▬▬▬
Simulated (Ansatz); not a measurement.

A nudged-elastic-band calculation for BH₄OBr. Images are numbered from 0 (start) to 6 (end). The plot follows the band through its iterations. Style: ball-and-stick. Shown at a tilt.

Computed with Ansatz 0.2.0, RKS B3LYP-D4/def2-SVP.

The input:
▬▬▬

* _BRIEF_
Your task is to quote, without any alteration, the lines running from the top of the records to the line that holds "Computed with Ansatz", both included.

* _SOLUTION_
Simulated (Ansatz); not a measurement.

A nudged-elastic-band calculation for BH₄OBr. Images are numbered from 0 (start) to 6 (end). The plot follows the band through its iterations. Style: ball-and-stick. Shown at a tilt.

Computed with Ansatz 0.2.0, RKS B3LYP-D4/def2-SVP.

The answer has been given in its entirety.